Action item –
Exactly the lines from the opening of the data through the line containing "These files were" should be reproduced, please, with nothing added.

Supplied entries –
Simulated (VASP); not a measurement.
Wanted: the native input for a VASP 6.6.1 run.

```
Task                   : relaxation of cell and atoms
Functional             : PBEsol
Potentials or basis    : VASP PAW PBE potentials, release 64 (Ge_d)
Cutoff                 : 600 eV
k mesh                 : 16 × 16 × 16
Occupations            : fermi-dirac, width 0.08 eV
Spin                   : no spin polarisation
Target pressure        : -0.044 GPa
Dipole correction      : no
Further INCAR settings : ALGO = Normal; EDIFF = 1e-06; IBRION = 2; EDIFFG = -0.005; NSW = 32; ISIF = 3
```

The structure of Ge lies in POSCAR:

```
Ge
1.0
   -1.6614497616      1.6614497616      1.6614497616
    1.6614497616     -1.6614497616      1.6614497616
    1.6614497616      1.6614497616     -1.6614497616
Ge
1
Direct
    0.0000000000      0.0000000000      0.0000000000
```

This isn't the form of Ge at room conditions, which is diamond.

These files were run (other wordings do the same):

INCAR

Answer box –
Simulated (VASP); not a measurement.
Wanted: the native input for a VASP 6.6.1 run.

```
Task                   : relaxation of cell and atoms
Functional             : PBEsol
Potentials or basis    : VASP PAW PBE potentials, release 64 (Ge_d)
Cutoff                 : 600 eV
k mesh                 : 16 × 16 × 16
Occupations            : fermi-dirac, width 0.08 eV
Spin                   : no spin polarisation
Target pressure        : -0.044 GPa
Dipole correction      : no
Further INCAR settings : ALGO = Normal; EDIFF = 1e-06; IBRION = 2; EDIFFG = -0.005; NSW = 32; ISIF = 3
```

The structure of Ge lies in POSCAR:

```
Ge
1.0
   -1.6614497616      1.6614497616      1.6614497616
    1.6614497616     -1.6614497616      1.6614497616
    1.6614497616      1.6614497616     -1.6614497616
Ge
1
Direct
    0.0000000000      0.0000000000      0.0000000000
```

This isn't the form of Ge at room conditions, which is diamond.

These files were run (other wordings do the same):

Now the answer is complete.